DATASET CONTENT –
-------------------------
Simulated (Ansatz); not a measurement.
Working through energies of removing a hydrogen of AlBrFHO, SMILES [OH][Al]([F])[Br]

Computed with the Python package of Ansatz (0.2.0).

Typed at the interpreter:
-------------------------

REQUIREMENT –
Set the data above down again in full, exactly as it reads.

ANSWER BOX –
Simulated (Ansatz); not a measurement.
Working through energies of removing a hydrogen of AlBrFHO, SMILES [OH][Al]([F])[Br]

Computed with the Python package of Ansatz (0.2.0).

Typed at the interpreter:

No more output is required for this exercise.